● **Brief**:
Can you quote, word for word, every line from the first line of the records below through the line containing "Barrier of one jump, B in Ti", and nothing else?

(Information given)
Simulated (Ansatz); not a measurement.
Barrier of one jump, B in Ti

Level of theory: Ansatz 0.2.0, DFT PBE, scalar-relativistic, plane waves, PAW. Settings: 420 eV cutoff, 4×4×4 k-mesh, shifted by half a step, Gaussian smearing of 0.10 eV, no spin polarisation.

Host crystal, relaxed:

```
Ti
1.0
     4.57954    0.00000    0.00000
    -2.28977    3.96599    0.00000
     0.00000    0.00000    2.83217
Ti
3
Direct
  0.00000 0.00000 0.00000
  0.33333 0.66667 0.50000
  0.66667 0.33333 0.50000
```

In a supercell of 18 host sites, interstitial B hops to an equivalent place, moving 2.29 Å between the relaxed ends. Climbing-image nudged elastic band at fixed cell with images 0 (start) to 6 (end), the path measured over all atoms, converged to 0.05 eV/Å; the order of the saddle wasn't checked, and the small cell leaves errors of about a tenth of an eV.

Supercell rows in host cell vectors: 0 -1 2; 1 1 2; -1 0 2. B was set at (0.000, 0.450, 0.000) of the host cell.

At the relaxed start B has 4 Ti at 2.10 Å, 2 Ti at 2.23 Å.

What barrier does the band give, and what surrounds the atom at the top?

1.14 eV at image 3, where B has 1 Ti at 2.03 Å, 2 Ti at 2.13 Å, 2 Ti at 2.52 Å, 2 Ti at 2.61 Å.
(End Information given)

● **Task response**:
Simulated (Ansatz); not a measurement.
Barrier of one jump, B in Ti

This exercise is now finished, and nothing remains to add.